= REQUIREMENT =
Return every line below exactly, without dropping any.

..........
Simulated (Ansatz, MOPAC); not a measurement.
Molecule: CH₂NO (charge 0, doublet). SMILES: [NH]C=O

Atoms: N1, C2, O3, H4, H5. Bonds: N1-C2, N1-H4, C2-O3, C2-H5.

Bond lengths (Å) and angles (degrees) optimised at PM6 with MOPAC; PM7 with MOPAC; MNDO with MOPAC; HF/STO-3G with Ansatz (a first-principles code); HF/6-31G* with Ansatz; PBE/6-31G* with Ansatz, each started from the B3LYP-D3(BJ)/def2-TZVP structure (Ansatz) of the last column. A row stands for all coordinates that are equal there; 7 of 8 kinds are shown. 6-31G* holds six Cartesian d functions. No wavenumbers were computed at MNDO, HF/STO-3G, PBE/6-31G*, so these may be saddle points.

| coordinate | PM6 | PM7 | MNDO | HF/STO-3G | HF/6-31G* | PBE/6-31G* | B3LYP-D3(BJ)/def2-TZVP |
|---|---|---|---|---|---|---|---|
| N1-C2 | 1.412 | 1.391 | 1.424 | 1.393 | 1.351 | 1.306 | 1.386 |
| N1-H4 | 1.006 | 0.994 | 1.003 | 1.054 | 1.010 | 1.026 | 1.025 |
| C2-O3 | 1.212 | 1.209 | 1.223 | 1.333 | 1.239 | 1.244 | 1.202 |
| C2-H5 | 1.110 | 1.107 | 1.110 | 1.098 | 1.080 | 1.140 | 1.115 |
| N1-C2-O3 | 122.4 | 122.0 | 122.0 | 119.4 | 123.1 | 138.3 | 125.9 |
..........

= RESPONSE =
Simulated (Ansatz, MOPAC); not a measurement.
Molecule: CH₂NO (charge 0, doublet). SMILES: [NH]C=O

Atoms: N1, C2, O3, H4, H5. Bonds: N1-C2, N1-H4, C2-O3, C2-H5.

Bond lengths (Å) and angles (degrees) optimised at PM6 with MOPAC; PM7 with MOPAC; MNDO with MOPAC; HF/STO-3G with Ansatz (a first-principles code); HF/6-31G* with Ansatz; PBE/6-31G* with Ansatz, each started from the B3LYP-D3(BJ)/def2-TZVP structure (Ansatz) of the last column. A row stands for all coordinates that are equal there; 7 of 8 kinds are shown. 6-31G* holds six Cartesian d functions. No wavenumbers were computed at MNDO, HF/STO-3G, PBE/6-31G*, so these may be saddle points.

| coordinate | PM6 | PM7 | MNDO | HF/STO-3G | HF/6-31G* | PBE/6-31G* | B3LYP-D3(BJ)/def2-TZVP |
|---|---|---|---|---|---|---|---|
| N1-C2 | 1.412 | 1.391 | 1.424 | 1.393 | 1.351 | 1.306 | 1.386 |
| N1-H4 | 1.006 | 0.994 | 1.003 | 1.054 | 1.010 | 1.026 | 1.025 |
| C2-O3 | 1.212 | 1.209 | 1.223 | 1.333 | 1.239 | 1.244 | 1.202 |
| C2-H5 | 1.110 | 1.107 | 1.110 | 1.098 | 1.080 | 1.140 | 1.115 |
| N1-C2-O3 | 122.4 | 122.0 | 122.0 | 119.4 | 123.1 | 138.3 | 125.9 |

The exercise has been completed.